§ **Raw data**:
====
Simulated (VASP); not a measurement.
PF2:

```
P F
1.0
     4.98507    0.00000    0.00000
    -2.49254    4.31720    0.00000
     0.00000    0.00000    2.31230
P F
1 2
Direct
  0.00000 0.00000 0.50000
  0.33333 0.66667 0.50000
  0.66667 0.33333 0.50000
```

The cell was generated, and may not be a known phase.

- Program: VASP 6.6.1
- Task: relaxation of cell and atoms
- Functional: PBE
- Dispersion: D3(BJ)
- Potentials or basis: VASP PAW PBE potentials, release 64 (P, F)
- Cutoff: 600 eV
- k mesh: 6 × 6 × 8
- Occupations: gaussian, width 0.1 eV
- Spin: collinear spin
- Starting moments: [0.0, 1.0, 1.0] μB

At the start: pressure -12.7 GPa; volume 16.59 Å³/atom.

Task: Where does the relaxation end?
====

§ **Task item**:
Return the whole listing exactly, with every line included.

§ **Exercise response**:
Simulated (VASP); not a measurement.
PF2:

```
P F
1.0
     4.98507    0.00000    0.00000
    -2.49254    4.31720    0.00000
     0.00000    0.00000    2.31230
P F
1 2
Direct
  0.00000 0.00000 0.50000
  0.33333 0.66667 0.50000
  0.66667 0.33333 0.50000
```

The cell was generated, and may not be a known phase.

- Program: VASP 6.6.1
- Task: relaxation of cell and atoms
- Functional: PBE
- Dispersion: D3(BJ)
- Potentials or basis: VASP PAW PBE potentials, release 64 (P, F)
- Cutoff: 600 eV
- k mesh: 6 × 6 × 8
- Occupations: gaussian, width 0.1 eV
- Spin: collinear spin
- Starting moments: [0.0, 1.0, 1.0] μB

At the start: pressure -12.7 GPa; volume 16.59 Å³/atom.

Task: Where does the relaxation end?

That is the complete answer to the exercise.